※
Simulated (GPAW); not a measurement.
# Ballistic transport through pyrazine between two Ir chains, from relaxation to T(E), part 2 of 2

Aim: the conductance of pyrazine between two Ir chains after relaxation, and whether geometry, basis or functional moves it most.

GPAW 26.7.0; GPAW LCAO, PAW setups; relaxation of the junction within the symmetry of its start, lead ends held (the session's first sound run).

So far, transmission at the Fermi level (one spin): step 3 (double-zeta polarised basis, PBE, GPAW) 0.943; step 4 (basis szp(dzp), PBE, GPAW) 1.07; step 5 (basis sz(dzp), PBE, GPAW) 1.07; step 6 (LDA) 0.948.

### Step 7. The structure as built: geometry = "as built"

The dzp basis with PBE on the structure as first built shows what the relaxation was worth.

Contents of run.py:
※

### Exercise
Of the lines above, output exactly those from the line bearing "Aim: the conductance" through the line bearing "GPAW 26.7.0; GPAW", inclusive.

### Exercise result
Aim: the conductance of pyrazine between two Ir chains after relaxation, and whether geometry, basis or functional moves it most.

GPAW 26.7.0; GPAW LCAO, PAW setups; relaxation of the junction within the symmetry of its start, lead ends held (the session's first sound run).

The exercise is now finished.